------------------------------------

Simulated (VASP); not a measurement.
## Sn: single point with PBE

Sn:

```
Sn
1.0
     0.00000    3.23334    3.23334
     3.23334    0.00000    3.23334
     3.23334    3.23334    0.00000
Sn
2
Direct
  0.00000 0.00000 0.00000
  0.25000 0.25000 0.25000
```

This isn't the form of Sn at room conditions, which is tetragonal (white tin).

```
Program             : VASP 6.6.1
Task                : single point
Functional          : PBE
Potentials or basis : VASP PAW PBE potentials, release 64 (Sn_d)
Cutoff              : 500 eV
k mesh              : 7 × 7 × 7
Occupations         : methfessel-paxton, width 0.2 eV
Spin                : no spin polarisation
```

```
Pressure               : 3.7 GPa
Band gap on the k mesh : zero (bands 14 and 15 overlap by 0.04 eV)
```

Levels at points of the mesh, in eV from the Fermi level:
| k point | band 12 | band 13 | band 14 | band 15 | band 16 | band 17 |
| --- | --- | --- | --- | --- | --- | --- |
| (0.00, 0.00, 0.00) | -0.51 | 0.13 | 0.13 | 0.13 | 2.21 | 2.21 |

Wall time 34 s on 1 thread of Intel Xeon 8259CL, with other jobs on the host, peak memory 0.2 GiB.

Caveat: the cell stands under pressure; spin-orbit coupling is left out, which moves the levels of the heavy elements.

------------------------------------

== Work instruction ==
Reproduce word for word only the first line of the listing above and each line after it through the line with "Wall time 34".

== Exercise result ==
Simulated (VASP); not a measurement.
## Sn: single point with PBE

Sn:

```
Sn
1.0
     0.00000    3.23334    3.23334
     3.23334    0.00000    3.23334
     3.23334    3.23334    0.00000
Sn
2
Direct
  0.00000 0.00000 0.00000
  0.25000 0.25000 0.25000
```

This isn't the form of Sn at room conditions, which is tetragonal (white tin).

```
Program             : VASP 6.6.1
Task                : single point
Functional          : PBE
Potentials or basis : VASP PAW PBE potentials, release 64 (Sn_d)
Cutoff              : 500 eV
k mesh              : 7 × 7 × 7
Occupations         : methfessel-paxton, width 0.2 eV
Spin                : no spin polarisation
```

```
Pressure               : 3.7 GPa
Band gap on the k mesh : zero (bands 14 and 15 overlap by 0.04 eV)
```

Levels at points of the mesh, in eV from the Fermi level:
| k point | band 12 | band 13 | band 14 | band 15 | band 16 | band 17 |
| --- | --- | --- | --- | --- | --- | --- |
| (0.00, 0.00, 0.00) | -0.51 | 0.13 | 0.13 | 0.13 | 2.21 | 2.21 |

Wall time 34 s on 1 thread of Intel Xeon 8259CL, with other jobs on the host, peak memory 0.2 GiB.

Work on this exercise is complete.